Work task:
Please repeat the lines below exactly. Begin with the line containing "Quantity | Result |" and go on through the line containing "48.0 bohr³ |".

Supplied data:
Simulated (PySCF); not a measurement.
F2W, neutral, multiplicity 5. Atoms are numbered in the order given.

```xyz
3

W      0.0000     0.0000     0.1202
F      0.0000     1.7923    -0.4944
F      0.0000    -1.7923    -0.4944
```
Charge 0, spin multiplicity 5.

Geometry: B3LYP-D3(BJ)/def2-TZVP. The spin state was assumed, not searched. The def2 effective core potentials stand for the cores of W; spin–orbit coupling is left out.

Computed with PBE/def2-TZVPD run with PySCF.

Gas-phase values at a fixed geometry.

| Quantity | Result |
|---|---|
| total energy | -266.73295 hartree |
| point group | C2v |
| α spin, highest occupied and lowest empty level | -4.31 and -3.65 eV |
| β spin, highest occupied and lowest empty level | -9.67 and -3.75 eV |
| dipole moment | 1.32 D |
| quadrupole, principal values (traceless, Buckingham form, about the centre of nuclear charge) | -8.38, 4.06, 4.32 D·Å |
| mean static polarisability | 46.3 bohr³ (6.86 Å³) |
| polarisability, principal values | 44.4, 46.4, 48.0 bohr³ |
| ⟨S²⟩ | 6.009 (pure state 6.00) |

Answer area:
| Quantity | Result |
|---|---|
| total energy | -266.73295 hartree |
| point group | C2v |
| α spin, highest occupied and lowest empty level | -4.31 and -3.65 eV |
| β spin, highest occupied and lowest empty level | -9.67 and -3.75 eV |
| dipole moment | 1.32 D |
| quadrupole, principal values (traceless, Buckingham form, about the centre of nuclear charge) | -8.38, 4.06, 4.32 D·Å |
| mean static polarisability | 46.3 bohr³ (6.86 Å³) |
| polarisability, principal values | 44.4, 46.4, 48.0 bohr³ |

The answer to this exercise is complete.